○ ○ ○ ○
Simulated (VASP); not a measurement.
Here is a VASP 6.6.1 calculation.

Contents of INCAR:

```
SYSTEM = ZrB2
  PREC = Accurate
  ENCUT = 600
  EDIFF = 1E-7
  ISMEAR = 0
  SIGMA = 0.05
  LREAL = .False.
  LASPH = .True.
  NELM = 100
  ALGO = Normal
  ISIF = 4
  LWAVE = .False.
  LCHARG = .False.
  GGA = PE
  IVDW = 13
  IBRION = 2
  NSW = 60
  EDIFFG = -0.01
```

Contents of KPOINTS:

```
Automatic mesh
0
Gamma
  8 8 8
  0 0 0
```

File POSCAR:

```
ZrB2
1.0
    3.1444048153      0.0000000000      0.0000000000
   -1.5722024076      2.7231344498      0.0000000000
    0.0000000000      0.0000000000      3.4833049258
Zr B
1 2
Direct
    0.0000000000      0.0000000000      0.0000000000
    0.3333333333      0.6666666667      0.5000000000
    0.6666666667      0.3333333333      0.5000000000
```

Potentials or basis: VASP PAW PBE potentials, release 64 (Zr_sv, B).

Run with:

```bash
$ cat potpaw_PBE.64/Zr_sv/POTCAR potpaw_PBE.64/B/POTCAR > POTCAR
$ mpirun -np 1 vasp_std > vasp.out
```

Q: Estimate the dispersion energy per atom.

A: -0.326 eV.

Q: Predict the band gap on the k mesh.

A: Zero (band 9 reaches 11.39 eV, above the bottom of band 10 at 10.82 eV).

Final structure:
○ ○ ○ ○

### Exercise
Reproduce exactly the section above that begins at the line containing "Potentials or basis: VASP" and ends at the line containing "A: Zero (band", leaving out all other lines.

### Answer box
Potentials or basis: VASP PAW PBE potentials, release 64 (Zr_sv, B).

Run with:

```bash
$ cat potpaw_PBE.64/Zr_sv/POTCAR potpaw_PBE.64/B/POTCAR > POTCAR
$ mpirun -np 1 vasp_std > vasp.out
```

Q: Estimate the dispersion energy per atom.

A: -0.326 eV.

Q: Predict the band gap on the k mesh.

A: Zero (band 9 reaches 11.39 eV, above the bottom of band 10 at 10.82 eV).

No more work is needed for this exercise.